• • • •

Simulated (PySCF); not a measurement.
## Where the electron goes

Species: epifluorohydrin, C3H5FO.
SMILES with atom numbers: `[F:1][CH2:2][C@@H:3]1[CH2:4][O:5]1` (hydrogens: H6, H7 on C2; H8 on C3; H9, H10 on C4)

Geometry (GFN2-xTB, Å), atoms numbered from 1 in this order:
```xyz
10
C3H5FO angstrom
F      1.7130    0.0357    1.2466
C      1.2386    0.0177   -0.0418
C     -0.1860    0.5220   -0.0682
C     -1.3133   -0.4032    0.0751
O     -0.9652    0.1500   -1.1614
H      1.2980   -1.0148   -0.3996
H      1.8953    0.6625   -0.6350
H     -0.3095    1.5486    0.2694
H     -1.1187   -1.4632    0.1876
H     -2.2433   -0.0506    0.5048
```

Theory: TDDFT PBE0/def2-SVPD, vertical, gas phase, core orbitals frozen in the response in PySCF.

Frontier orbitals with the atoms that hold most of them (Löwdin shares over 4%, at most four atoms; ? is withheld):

• • • •

--- Action item ---
Every record above needs to be restated exactly.

--- Response ---
Simulated (PySCF); not a measurement.
## Where the electron goes

Species: epifluorohydrin, C3H5FO.
SMILES with atom numbers: `[F:1][CH2:2][C@@H:3]1[CH2:4][O:5]1` (hydrogens: H6, H7 on C2; H8 on C3; H9, H10 on C4)

Geometry (GFN2-xTB, Å), atoms numbered from 1 in this order:
```xyz
10
C3H5FO angstrom
F      1.7130    0.0357    1.2466
C      1.2386    0.0177   -0.0418
C     -0.1860    0.5220   -0.0682
C     -1.3133   -0.4032    0.0751
O     -0.9652    0.1500   -1.1614
H      1.2980   -1.0148   -0.3996
H      1.8953    0.6625   -0.6350
H     -0.3095    1.5486    0.2694
H     -1.1187   -1.4632    0.1876
H     -2.2433   -0.0506    0.5048
```

Theory: TDDFT PBE0/def2-SVPD, vertical, gas phase, core orbitals frozen in the response in PySCF.

Frontier orbitals with the atoms that hold most of them (Löwdin shares over 4%, at most four atoms; ? is withheld):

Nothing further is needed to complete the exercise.